○ ○ ○ ○ ○

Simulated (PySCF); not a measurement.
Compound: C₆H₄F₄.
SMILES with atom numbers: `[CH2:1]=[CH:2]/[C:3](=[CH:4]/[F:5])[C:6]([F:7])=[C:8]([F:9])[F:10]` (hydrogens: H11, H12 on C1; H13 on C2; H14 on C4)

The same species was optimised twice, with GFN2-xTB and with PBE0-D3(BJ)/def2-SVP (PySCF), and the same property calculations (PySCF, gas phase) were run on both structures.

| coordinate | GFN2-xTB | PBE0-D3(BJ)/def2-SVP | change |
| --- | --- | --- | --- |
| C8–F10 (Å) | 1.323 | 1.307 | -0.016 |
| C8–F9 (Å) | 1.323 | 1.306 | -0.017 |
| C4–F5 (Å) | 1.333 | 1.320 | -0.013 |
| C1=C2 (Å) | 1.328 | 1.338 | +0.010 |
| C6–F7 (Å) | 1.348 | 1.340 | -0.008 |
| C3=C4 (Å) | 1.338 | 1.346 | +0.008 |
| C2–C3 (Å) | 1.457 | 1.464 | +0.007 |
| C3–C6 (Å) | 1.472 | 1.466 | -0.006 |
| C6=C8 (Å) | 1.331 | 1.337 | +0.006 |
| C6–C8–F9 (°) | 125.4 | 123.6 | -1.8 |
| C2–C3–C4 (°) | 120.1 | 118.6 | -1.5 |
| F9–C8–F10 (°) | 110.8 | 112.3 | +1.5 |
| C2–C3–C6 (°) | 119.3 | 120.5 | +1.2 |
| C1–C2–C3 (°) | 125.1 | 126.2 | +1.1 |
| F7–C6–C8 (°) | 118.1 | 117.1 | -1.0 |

○ ○ ○ ○ ○

WORK REQUEST - An exact copy of all the records is what is needed here.

RESPONSE -
Simulated (PySCF); not a measurement.
Compound: C₆H₄F₄.
SMILES with atom numbers: `[CH2:1]=[CH:2]/[C:3](=[CH:4]/[F:5])[C:6]([F:7])=[C:8]([F:9])[F:10]` (hydrogens: H11, H12 on C1; H13 on C2; H14 on C4)

The same species was optimised twice, with GFN2-xTB and with PBE0-D3(BJ)/def2-SVP (PySCF), and the same property calculations (PySCF, gas phase) were run on both structures.

| coordinate | GFN2-xTB | PBE0-D3(BJ)/def2-SVP | change |
| --- | --- | --- | --- |
| C8–F10 (Å) | 1.323 | 1.307 | -0.016 |
| C8–F9 (Å) | 1.323 | 1.306 | -0.017 |
| C4–F5 (Å) | 1.333 | 1.320 | -0.013 |
| C1=C2 (Å) | 1.328 | 1.338 | +0.010 |
| C6–F7 (Å) | 1.348 | 1.340 | -0.008 |
| C3=C4 (Å) | 1.338 | 1.346 | +0.008 |
| C2–C3 (Å) | 1.457 | 1.464 | +0.007 |
| C3–C6 (Å) | 1.472 | 1.466 | -0.006 |
| C6=C8 (Å) | 1.331 | 1.337 | +0.006 |
| C6–C8–F9 (°) | 125.4 | 123.6 | -1.8 |
| C2–C3–C4 (°) | 120.1 | 118.6 | -1.5 |
| F9–C8–F10 (°) | 110.8 | 112.3 | +1.5 |
| C2–C3–C6 (°) | 119.3 | 120.5 | +1.2 |
| C1–C2–C3 (°) | 125.1 | 126.2 | +1.1 |
| F7–C6–C8 (°) | 118.1 | 117.1 | -1.0 |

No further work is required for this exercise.